*** DATA Section Begins ***
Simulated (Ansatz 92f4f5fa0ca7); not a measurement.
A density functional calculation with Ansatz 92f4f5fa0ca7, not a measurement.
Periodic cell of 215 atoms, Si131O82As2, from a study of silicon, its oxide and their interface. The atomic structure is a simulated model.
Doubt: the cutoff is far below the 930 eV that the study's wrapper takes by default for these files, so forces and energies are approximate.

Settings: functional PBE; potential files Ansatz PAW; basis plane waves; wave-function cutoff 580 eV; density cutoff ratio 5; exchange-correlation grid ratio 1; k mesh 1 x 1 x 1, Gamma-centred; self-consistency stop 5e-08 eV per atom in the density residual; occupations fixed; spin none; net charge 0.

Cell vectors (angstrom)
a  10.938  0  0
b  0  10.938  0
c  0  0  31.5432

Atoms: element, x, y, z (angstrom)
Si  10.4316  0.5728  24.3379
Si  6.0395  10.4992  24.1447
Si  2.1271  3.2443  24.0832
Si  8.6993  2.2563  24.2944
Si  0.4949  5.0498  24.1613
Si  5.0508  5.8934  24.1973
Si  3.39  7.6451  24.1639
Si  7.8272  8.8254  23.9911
*** DATA Section Ends ***

WORK REQUEST: Everything from the line containing "Periodic cell of" through the line containing "Doubt: the cutoff" in the material above should be retyped exactly, both ends included, and nothing more.

TASK RESPONSE:
Periodic cell of 215 atoms, Si131O82As2, from a study of silicon, its oxide and their interface. The atomic structure is a simulated model.
Doubt: the cutoff is far below the 930 eV that the study's wrapper takes by default for these files, so forces and energies are approximate.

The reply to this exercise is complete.